[Start of section]
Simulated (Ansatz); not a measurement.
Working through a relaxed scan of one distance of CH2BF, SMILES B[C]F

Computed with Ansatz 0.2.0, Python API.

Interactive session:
[End of section]

● Work request: All of the entries above must be quoted exactly.

● Your response:
Simulated (Ansatz); not a measurement.
Working through a relaxed scan of one distance of CH2BF, SMILES B[C]F

Computed with Ansatz 0.2.0, Python API.

Interactive session:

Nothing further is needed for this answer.